Set down the entries below once more, precisely as they stand.

▶ _Records provided_:
+--
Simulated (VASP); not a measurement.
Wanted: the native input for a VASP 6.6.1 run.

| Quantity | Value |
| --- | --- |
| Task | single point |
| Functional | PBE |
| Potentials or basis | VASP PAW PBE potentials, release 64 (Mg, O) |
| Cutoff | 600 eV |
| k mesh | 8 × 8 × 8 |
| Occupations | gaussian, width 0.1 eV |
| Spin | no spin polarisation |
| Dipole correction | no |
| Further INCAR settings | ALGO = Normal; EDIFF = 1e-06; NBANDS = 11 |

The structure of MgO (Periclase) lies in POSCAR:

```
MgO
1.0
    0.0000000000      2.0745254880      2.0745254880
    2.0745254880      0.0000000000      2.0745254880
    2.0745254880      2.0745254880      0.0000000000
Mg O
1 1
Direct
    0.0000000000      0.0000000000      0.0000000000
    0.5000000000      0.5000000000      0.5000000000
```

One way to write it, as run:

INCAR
+--

▶ _Exercise output_:
Simulated (VASP); not a measurement.
Wanted: the native input for a VASP 6.6.1 run.

| Quantity | Value |
| --- | --- |
| Task | single point |
| Functional | PBE |
| Potentials or basis | VASP PAW PBE potentials, release 64 (Mg, O) |
| Cutoff | 600 eV |
| k mesh | 8 × 8 × 8 |
| Occupations | gaussian, width 0.1 eV |
| Spin | no spin polarisation |
| Dipole correction | no |
| Further INCAR settings | ALGO = Normal; EDIFF = 1e-06; NBANDS = 11 |

The structure of MgO (Periclase) lies in POSCAR:

```
MgO
1.0
    0.0000000000      2.0745254880      2.0745254880
    2.0745254880      0.0000000000      2.0745254880
    2.0745254880      2.0745254880      0.0000000000
Mg O
1 1
Direct
    0.0000000000      0.0000000000      0.0000000000
    0.5000000000      0.5000000000      0.5000000000
```

One way to write it, as run:

INCAR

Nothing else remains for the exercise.